▶ _EXTRACTED RECORDS_:
____________

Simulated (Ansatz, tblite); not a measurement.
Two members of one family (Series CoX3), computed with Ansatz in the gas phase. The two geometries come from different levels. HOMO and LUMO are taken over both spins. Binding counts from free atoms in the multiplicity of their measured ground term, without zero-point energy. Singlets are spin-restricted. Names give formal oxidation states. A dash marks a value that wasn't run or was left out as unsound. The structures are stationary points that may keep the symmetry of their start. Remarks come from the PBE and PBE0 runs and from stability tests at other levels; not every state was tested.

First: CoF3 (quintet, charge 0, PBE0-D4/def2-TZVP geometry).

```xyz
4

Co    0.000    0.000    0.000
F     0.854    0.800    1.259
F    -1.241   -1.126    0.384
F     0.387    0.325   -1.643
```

____________

▶ _WORK ITEM_: The whole listing should be transcribed word for word.

▶ _EXERCISE SOLUTION_:
Simulated (Ansatz, tblite); not a measurement.
Two members of one family (Series CoX3), computed with Ansatz in the gas phase. The two geometries come from different levels. HOMO and LUMO are taken over both spins. Binding counts from free atoms in the multiplicity of their measured ground term, without zero-point energy. Singlets are spin-restricted. Names give formal oxidation states. A dash marks a value that wasn't run or was left out as unsound. The structures are stationary points that may keep the symmetry of their start. Remarks come from the PBE and PBE0 runs and from stability tests at other levels; not every state was tested.

First: CoF3 (quintet, charge 0, PBE0-D4/def2-TZVP geometry).

```xyz
4

Co    0.000    0.000    0.000
F     0.854    0.800    1.259
F    -1.241   -1.126    0.384
F     0.387    0.325   -1.643
```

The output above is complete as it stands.